[Requirement] Take the records below and print them verbatim up to and including the line that carries "With this row".

[Extracted records]
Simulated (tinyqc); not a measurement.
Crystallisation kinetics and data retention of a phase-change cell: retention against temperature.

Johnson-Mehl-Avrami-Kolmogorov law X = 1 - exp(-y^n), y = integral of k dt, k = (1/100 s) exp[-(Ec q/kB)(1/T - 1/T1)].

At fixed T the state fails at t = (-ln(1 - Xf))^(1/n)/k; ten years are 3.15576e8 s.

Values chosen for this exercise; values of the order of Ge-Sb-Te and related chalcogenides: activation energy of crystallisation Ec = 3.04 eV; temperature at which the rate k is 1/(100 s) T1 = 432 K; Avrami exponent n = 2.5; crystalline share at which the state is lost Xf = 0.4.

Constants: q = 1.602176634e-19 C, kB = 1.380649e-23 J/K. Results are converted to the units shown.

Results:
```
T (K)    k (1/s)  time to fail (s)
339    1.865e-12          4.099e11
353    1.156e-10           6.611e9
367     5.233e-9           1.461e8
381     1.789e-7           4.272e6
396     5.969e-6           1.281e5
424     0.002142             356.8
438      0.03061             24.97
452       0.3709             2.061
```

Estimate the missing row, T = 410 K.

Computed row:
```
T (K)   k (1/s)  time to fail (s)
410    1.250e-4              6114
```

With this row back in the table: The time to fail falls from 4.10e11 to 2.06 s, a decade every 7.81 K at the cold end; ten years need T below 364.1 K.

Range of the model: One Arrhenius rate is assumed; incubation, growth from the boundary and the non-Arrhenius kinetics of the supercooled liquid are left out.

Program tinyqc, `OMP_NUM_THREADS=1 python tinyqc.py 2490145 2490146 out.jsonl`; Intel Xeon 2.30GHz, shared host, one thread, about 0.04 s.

[Task response]
Simulated (tinyqc); not a measurement.
Crystallisation kinetics and data retention of a phase-change cell: retention against temperature.

Johnson-Mehl-Avrami-Kolmogorov law X = 1 - exp(-y^n), y = integral of k dt, k = (1/100 s) exp[-(Ec q/kB)(1/T - 1/T1)].

At fixed T the state fails at t = (-ln(1 - Xf))^(1/n)/k; ten years are 3.15576e8 s.

Values chosen for this exercise; values of the order of Ge-Sb-Te and related chalcogenides: activation energy of crystallisation Ec = 3.04 eV; temperature at which the rate k is 1/(100 s) T1 = 432 K; Avrami exponent n = 2.5; crystalline share at which the state is lost Xf = 0.4.

Constants: q = 1.602176634e-19 C, kB = 1.380649e-23 J/K. Results are converted to the units shown.

Results:
```
T (K)    k (1/s)  time to fail (s)
339    1.865e-12          4.099e11
353    1.156e-10           6.611e9
367     5.233e-9           1.461e8
381     1.789e-7           4.272e6
396     5.969e-6           1.281e5
424     0.002142             356.8
438      0.03061             24.97
452       0.3709             2.061
```

Estimate the missing row, T = 410 K.

Computed row:
```
T (K)   k (1/s)  time to fail (s)
410    1.250e-4              6114
```

With this row back in the table: The time to fail falls from 4.10e11 to 2.06 s, a decade every 7.81 K at the cold end; ten years need T below 364.1 K.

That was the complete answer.